* [Entries supplied]

◆ ◆ ◆ ◆ ◆ ◆ ◆

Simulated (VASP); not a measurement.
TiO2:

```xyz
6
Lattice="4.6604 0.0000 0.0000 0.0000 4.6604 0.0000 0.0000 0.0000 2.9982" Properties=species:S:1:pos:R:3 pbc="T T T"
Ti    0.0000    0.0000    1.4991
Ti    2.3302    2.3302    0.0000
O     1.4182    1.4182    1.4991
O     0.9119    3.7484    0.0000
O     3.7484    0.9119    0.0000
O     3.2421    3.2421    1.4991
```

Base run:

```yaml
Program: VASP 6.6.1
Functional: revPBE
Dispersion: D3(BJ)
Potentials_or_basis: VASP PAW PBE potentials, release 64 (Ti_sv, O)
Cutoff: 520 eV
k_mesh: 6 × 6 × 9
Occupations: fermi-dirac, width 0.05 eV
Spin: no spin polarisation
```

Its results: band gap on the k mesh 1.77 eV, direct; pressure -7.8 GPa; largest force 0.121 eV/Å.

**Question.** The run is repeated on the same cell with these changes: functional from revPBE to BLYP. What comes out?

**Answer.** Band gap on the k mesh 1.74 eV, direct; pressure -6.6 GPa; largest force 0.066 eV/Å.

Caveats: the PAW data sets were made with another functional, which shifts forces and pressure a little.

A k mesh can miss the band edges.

◆ ◆ ◆ ◆ ◆ ◆ ◆

* [Task item]
Provide an exact copy of all the material.

* [Exercise output]
Simulated (VASP); not a measurement.
TiO2:

```xyz
6
Lattice="4.6604 0.0000 0.0000 0.0000 4.6604 0.0000 0.0000 0.0000 2.9982" Properties=species:S:1:pos:R:3 pbc="T T T"
Ti    0.0000    0.0000    1.4991
Ti    2.3302    2.3302    0.0000
O     1.4182    1.4182    1.4991
O     0.9119    3.7484    0.0000
O     3.7484    0.9119    0.0000
O     3.2421    3.2421    1.4991
```

Base run:

```yaml
Program: VASP 6.6.1
Functional: revPBE
Dispersion: D3(BJ)
Potentials_or_basis: VASP PAW PBE potentials, release 64 (Ti_sv, O)
Cutoff: 520 eV
k_mesh: 6 × 6 × 9
Occupations: fermi-dirac, width 0.05 eV
Spin: no spin polarisation
```

Its results: band gap on the k mesh 1.77 eV, direct; pressure -7.8 GPa; largest force 0.121 eV/Å.

**Question.** The run is repeated on the same cell with these changes: functional from revPBE to BLYP. What comes out?

**Answer.** Band gap on the k mesh 1.74 eV, direct; pressure -6.6 GPa; largest force 0.066 eV/Å.

Caveats: the PAW data sets were made with another functional, which shifts forces and pressure a little.

A k mesh can miss the band edges.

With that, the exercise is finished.